# Work task
All of the data below should be written out again exactly.

# Data for review
════════════════
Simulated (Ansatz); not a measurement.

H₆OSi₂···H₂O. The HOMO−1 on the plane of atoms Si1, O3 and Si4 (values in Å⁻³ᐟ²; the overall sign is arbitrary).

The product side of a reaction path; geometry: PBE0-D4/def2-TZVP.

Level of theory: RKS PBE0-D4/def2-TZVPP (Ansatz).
════════════════

# Exercise response
Simulated (Ansatz); not a measurement.

H₆OSi₂···H₂O. The HOMO−1 on the plane of atoms Si1, O3 and Si4 (values in Å⁻³ᐟ²; the overall sign is arbitrary).

The product side of a reaction path; geometry: PBE0-D4/def2-TZVP.

Level of theory: RKS PBE0-D4/def2-TZVPP (Ansatz).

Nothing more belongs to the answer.